*Assignment*:
Every line of the material below, from the top through the line with "Atom numbers follow", should be reproduced exactly.

*Given entries*:
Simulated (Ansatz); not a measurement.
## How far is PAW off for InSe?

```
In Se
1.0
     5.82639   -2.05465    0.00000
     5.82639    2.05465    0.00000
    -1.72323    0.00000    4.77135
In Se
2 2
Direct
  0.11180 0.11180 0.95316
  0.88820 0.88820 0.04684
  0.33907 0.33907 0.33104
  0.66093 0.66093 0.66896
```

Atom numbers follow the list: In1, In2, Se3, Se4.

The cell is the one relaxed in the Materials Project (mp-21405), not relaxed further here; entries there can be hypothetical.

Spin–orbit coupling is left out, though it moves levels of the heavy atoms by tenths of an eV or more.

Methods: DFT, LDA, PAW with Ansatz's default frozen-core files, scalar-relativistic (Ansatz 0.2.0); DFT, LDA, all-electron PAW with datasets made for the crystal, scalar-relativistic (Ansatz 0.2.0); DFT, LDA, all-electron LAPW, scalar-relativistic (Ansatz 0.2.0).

*Your response*:
Simulated (Ansatz); not a measurement.
## How far is PAW off for InSe?

```
In Se
1.0
     5.82639   -2.05465    0.00000
     5.82639    2.05465    0.00000
    -1.72323    0.00000    4.77135
In Se
2 2
Direct
  0.11180 0.11180 0.95316
  0.88820 0.88820 0.04684
  0.33907 0.33907 0.33104
  0.66093 0.66093 0.66896
```

Atom numbers follow the list: In1, In2, Se3, Se4.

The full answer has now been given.